- Opening Delimiter -

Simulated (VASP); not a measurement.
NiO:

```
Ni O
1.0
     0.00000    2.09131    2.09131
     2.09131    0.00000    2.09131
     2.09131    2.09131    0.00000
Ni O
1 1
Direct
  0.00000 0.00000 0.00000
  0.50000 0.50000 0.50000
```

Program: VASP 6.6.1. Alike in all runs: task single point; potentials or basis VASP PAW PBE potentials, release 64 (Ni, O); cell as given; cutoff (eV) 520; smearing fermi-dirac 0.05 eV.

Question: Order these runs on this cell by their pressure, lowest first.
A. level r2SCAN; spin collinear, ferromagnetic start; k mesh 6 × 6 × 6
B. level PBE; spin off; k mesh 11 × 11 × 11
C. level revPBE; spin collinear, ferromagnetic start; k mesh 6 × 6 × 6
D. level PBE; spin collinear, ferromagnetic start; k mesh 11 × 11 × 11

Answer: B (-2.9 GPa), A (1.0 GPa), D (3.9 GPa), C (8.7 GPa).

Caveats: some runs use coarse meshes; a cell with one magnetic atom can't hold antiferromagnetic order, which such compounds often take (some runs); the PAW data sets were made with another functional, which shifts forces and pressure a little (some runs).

- Closing Delimiter -

▸ **Work item**: Repeat the entries above exactly, from the first line through the line containing "B. level PBE; spin off; k mesh 11 × 11 × 11".

▸ **Response area**:
Simulated (VASP); not a measurement.
NiO:

```
Ni O
1.0
     0.00000    2.09131    2.09131
     2.09131    0.00000    2.09131
     2.09131    2.09131    0.00000
Ni O
1 1
Direct
  0.00000 0.00000 0.00000
  0.50000 0.50000 0.50000
```

Program: VASP 6.6.1. Alike in all runs: task single point; potentials or basis VASP PAW PBE potentials, release 64 (Ni, O); cell as given; cutoff (eV) 520; smearing fermi-dirac 0.05 eV.

Question: Order these runs on this cell by their pressure, lowest first.
A. level r2SCAN; spin collinear, ferromagnetic start; k mesh 6 × 6 × 6
B. level PBE; spin off; k mesh 11 × 11 × 11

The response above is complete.